Print the records again, character for character.

*** Opening of Input data ***

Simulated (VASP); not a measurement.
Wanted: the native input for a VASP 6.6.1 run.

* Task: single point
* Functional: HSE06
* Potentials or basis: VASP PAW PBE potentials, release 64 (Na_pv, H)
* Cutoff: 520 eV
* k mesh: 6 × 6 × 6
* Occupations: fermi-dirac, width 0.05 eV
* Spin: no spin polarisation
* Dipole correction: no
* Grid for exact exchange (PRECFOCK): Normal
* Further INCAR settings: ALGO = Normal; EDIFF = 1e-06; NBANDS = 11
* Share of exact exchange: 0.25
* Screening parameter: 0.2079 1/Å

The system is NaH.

*** Close of Input data ***

#### [Answer space]
Simulated (VASP); not a measurement.
Wanted: the native input for a VASP 6.6.1 run.

* Task: single point
* Functional: HSE06
* Potentials or basis: VASP PAW PBE potentials, release 64 (Na_pv, H)
* Cutoff: 520 eV
* k mesh: 6 × 6 × 6
* Occupations: fermi-dirac, width 0.05 eV
* Spin: no spin polarisation
* Dipole correction: no
* Grid for exact exchange (PRECFOCK): Normal
* Further INCAR settings: ALGO = Normal; EDIFF = 1e-06; NBANDS = 11
* Share of exact exchange: 0.25
* Screening parameter: 0.2079 1/Å

The system is NaH.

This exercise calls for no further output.